- GIVEN RECORDS -
====

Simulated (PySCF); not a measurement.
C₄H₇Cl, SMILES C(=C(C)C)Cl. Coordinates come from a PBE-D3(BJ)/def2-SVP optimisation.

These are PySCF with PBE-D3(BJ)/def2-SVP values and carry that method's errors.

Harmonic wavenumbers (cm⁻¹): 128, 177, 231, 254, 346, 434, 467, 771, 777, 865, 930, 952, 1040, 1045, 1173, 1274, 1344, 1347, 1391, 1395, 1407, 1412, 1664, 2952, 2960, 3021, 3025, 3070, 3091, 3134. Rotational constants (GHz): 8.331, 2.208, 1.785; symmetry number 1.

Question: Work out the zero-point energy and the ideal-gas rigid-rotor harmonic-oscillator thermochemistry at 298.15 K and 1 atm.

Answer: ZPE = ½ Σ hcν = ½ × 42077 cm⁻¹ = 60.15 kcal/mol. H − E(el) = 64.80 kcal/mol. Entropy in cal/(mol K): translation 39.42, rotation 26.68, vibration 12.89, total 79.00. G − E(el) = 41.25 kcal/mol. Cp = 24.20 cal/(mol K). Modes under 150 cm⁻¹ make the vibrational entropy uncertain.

====

Using the records above, write out exactly the lines between the one holding "These are PySCF" and the one holding "Question: Work out", inclusive; leave everything else out.

These are PySCF with PBE-D3(BJ)/def2-SVP values and carry that method's errors.

Harmonic wavenumbers (cm⁻¹): 128, 177, 231, 254, 346, 434, 467, 771, 777, 865, 930, 952, 1040, 1045, 1173, 1274, 1344, 1347, 1391, 1395, 1407, 1412, 1664, 2952, 2960, 3021, 3025, 3070, 3091, 3134. Rotational constants (GHz): 8.331, 2.208, 1.785; symmetry number 1.

Question: Work out the zero-point energy and the ideal-gas rigid-rotor harmonic-oscillator thermochemistry at 298.15 K and 1 atm.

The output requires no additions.